- DATASET ENTRIES -
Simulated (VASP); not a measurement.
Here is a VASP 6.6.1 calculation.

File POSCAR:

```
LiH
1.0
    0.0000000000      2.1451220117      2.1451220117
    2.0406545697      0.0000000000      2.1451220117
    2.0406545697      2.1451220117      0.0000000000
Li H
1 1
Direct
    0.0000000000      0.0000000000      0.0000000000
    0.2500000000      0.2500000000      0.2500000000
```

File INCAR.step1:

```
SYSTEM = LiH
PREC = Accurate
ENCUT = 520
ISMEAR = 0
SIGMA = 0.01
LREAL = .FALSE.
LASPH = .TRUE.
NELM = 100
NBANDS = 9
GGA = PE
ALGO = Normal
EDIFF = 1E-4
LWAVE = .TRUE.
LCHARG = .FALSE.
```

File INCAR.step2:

- WORK ORDER -
All lines of the data are to be repeated exactly as they stand.

- EXPECTED ANSWER -
Simulated (VASP); not a measurement.
Here is a VASP 6.6.1 calculation.

File POSCAR:

```
LiH
1.0
    0.0000000000      2.1451220117      2.1451220117
    2.0406545697      0.0000000000      2.1451220117
    2.0406545697      2.1451220117      0.0000000000
Li H
1 1
Direct
    0.0000000000      0.0000000000      0.0000000000
    0.2500000000      0.2500000000      0.2500000000
```

File INCAR.step1:

```
SYSTEM = LiH
PREC = Accurate
ENCUT = 520
ISMEAR = 0
SIGMA = 0.01
LREAL = .FALSE.
LASPH = .TRUE.
NELM = 100
NBANDS = 9
GGA = PE
ALGO = Normal
EDIFF = 1E-4
LWAVE = .TRUE.
LCHARG = .FALSE.
```

File INCAR.step2:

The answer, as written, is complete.